## [WORK TASK]
A word-for-word copy of the listing is needed. Retype it in full.

## [STUDY MATERIAL]
※

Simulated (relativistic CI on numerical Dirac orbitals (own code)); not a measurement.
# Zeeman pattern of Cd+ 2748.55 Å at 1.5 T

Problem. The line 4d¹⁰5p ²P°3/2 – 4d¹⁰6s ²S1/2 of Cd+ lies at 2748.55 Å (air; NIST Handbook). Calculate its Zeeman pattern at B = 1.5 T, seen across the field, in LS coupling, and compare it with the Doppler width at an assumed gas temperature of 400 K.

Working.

※

## [EXERCISE OUTPUT]
Simulated (relativistic CI on numerical Dirac orbitals (own code)); not a measurement.
# Zeeman pattern of Cd+ 2748.55 Å at 1.5 T

Problem. The line 4d¹⁰5p ²P°3/2 – 4d¹⁰6s ²S1/2 of Cd+ lies at 2748.55 Å (air; NIST Handbook). Calculate its Zeeman pattern at B = 1.5 T, seen across the field, in LS coupling, and compare it with the Doppler width at an assumed gas temperature of 400 K.

Working.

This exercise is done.